--- Required action ---
The answer should consist of all the records, copied exactly.

--- Given records ---
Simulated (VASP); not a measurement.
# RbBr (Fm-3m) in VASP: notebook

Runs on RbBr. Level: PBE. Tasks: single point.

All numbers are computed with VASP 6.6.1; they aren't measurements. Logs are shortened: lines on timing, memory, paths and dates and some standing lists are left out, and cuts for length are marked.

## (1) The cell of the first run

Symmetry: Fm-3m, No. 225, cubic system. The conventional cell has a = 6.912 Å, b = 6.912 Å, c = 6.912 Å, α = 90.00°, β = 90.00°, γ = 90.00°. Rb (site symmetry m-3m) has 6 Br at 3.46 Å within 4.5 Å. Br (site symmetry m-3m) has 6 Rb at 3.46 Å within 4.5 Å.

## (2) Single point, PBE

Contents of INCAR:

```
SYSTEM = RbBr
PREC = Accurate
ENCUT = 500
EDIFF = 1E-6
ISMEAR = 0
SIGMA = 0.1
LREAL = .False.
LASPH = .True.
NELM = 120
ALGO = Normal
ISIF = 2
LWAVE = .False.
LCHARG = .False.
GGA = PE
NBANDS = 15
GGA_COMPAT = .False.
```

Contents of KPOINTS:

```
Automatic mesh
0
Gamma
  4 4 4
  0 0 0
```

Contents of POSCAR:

--- Reply ---
Simulated (VASP); not a measurement.
# RbBr (Fm-3m) in VASP: notebook

Runs on RbBr. Level: PBE. Tasks: single point.

All numbers are computed with VASP 6.6.1; they aren't measurements. Logs are shortened: lines on timing, memory, paths and dates and some standing lists are left out, and cuts for length are marked.

## (1) The cell of the first run

Symmetry: Fm-3m, No. 225, cubic system. The conventional cell has a = 6.912 Å, b = 6.912 Å, c = 6.912 Å, α = 90.00°, β = 90.00°, γ = 90.00°. Rb (site symmetry m-3m) has 6 Br at 3.46 Å within 4.5 Å. Br (site symmetry m-3m) has 6 Rb at 3.46 Å within 4.5 Å.

## (2) Single point, PBE

Contents of INCAR:

```
SYSTEM = RbBr
PREC = Accurate
ENCUT = 500
EDIFF = 1E-6
ISMEAR = 0
SIGMA = 0.1
LREAL = .False.
LASPH = .True.
NELM = 120
ALGO = Normal
ISIF = 2
LWAVE = .False.
LCHARG = .False.
GGA = PE
NBANDS = 15
GGA_COMPAT = .False.
```

Contents of KPOINTS:

```
Automatic mesh
0
Gamma
  4 4 4
  0 0 0
```

Contents of POSCAR:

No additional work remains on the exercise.